-=-=-

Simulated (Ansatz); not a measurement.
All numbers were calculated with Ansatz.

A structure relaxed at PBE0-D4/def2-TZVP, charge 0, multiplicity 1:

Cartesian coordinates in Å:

-=-=-

__Work task__. Would you transcribe every entry exactly?

__Exercise result__.
Simulated (Ansatz); not a measurement.
All numbers were calculated with Ansatz.

A structure relaxed at PBE0-D4/def2-TZVP, charge 0, multiplicity 1:

Cartesian coordinates in Å:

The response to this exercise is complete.